─── GIVEN INFORMATION
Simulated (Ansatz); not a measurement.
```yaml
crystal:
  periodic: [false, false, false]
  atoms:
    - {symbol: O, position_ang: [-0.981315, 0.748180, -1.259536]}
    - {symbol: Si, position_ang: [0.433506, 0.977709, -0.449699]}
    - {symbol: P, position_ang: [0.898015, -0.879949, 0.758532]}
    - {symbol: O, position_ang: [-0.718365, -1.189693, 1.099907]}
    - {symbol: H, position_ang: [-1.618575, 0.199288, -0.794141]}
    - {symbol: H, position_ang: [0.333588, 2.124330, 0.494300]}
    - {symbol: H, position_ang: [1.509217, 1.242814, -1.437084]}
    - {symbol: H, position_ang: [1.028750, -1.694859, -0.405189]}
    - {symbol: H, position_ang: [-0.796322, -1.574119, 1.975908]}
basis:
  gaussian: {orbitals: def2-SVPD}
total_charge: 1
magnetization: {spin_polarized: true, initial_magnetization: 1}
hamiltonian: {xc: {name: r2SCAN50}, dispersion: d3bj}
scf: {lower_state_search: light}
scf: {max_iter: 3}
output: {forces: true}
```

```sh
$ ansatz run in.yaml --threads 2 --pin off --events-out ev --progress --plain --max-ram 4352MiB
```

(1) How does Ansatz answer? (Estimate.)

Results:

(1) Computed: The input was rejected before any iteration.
──────

WORK ORDER →
Return the material above in full, word for word.

WORKED SOLUTION →
Simulated (Ansatz); not a measurement.
```yaml
crystal:
  periodic: [false, false, false]
  atoms:
    - {symbol: O, position_ang: [-0.981315, 0.748180, -1.259536]}
    - {symbol: Si, position_ang: [0.433506, 0.977709, -0.449699]}
    - {symbol: P, position_ang: [0.898015, -0.879949, 0.758532]}
    - {symbol: O, position_ang: [-0.718365, -1.189693, 1.099907]}
    - {symbol: H, position_ang: [-1.618575, 0.199288, -0.794141]}
    - {symbol: H, position_ang: [0.333588, 2.124330, 0.494300]}
    - {symbol: H, position_ang: [1.509217, 1.242814, -1.437084]}
    - {symbol: H, position_ang: [1.028750, -1.694859, -0.405189]}
    - {symbol: H, position_ang: [-0.796322, -1.574119, 1.975908]}
basis:
  gaussian: {orbitals: def2-SVPD}
total_charge: 1
magnetization: {spin_polarized: true, initial_magnetization: 1}
hamiltonian: {xc: {name: r2SCAN50}, dispersion: d3bj}
scf: {lower_state_search: light}
scf: {max_iter: 3}
output: {forces: true}
```

```sh
$ ansatz run in.yaml --threads 2 --pin off --events-out ev --progress --plain --max-ram 4352MiB
```

(1) How does Ansatz answer? (Estimate.)

Results:

(1) Computed: The input was rejected before any iteration.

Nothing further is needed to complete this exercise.